#### Data:
.....
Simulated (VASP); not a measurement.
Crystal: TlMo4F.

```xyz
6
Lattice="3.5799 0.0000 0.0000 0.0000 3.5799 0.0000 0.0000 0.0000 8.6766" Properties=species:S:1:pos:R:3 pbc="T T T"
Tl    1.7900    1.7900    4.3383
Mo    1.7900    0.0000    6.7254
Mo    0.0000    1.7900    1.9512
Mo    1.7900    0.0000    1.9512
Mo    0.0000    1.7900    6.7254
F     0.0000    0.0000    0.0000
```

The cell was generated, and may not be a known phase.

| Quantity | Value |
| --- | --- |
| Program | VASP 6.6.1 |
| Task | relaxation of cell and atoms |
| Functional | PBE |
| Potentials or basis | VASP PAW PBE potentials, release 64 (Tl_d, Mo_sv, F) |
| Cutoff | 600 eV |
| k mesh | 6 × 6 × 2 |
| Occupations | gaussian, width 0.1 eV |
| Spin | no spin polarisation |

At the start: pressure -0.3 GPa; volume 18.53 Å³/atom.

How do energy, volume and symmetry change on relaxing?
.....

#### Activity:
Your response should hold the lines from the first line of the entries above through the line with "spin polarisation |", each retyped exactly, and nothing else.

#### Answer box:
Simulated (VASP); not a measurement.
Crystal: TlMo4F.

```xyz
6
Lattice="3.5799 0.0000 0.0000 0.0000 3.5799 0.0000 0.0000 0.0000 8.6766" Properties=species:S:1:pos:R:3 pbc="T T T"
Tl    1.7900    1.7900    4.3383
Mo    1.7900    0.0000    6.7254
Mo    0.0000    1.7900    1.9512
Mo    1.7900    0.0000    1.9512
Mo    0.0000    1.7900    6.7254
F     0.0000    0.0000    0.0000
```

The cell was generated, and may not be a known phase.

| Quantity | Value |
| --- | --- |
| Program | VASP 6.6.1 |
| Task | relaxation of cell and atoms |
| Functional | PBE |
| Potentials or basis | VASP PAW PBE potentials, release 64 (Tl_d, Mo_sv, F) |
| Cutoff | 600 eV |
| k mesh | 6 × 6 × 2 |
| Occupations | gaussian, width 0.1 eV |
| Spin | no spin polarisation |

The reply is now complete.